§ REQUIRED ACTION: Your answer should be an exact copy of the lines from the start of the entries to the line containing "## A rate constant, worked out", both included.

(SUPPLIED MATERIAL)

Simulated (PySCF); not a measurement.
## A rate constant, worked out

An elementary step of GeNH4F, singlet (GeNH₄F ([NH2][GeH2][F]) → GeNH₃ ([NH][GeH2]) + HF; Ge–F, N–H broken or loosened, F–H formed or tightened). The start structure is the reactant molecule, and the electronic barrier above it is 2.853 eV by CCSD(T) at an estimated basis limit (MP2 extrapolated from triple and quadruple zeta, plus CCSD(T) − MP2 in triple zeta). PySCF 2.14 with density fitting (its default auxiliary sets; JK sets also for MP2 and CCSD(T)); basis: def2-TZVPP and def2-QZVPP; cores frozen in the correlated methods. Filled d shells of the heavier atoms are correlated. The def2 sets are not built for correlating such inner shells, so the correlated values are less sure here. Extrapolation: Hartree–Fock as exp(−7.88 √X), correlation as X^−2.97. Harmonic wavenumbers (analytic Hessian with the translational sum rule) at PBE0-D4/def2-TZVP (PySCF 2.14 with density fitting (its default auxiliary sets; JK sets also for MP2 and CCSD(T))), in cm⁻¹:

(End SUPPLIED MATERIAL)

§ WRITTEN RESPONSE:
Simulated (PySCF); not a measurement.
## A rate constant, worked out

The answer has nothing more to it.